WORK REQUEST
Each line from the opening of the records that follow to the line with "An elastic constant from a strain scan in NaH" needs to be written out exactly. Add nothing.

RECORDS SUPPLIED
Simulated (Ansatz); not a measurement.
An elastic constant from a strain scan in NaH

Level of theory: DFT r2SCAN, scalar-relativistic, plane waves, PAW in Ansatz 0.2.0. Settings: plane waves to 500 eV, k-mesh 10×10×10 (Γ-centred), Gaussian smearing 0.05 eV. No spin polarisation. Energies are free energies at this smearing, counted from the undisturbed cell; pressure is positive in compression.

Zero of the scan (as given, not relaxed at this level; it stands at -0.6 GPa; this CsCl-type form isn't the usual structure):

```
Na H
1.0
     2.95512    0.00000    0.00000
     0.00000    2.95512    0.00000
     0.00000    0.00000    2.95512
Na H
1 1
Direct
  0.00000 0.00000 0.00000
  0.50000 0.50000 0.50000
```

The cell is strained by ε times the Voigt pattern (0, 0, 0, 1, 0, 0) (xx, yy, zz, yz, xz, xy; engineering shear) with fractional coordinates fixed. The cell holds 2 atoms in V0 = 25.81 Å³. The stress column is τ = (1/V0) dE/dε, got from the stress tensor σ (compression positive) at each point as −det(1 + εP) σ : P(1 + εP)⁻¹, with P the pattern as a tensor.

ANSWER BOX
Simulated (Ansatz); not a measurement.
An elastic constant from a strain scan in NaH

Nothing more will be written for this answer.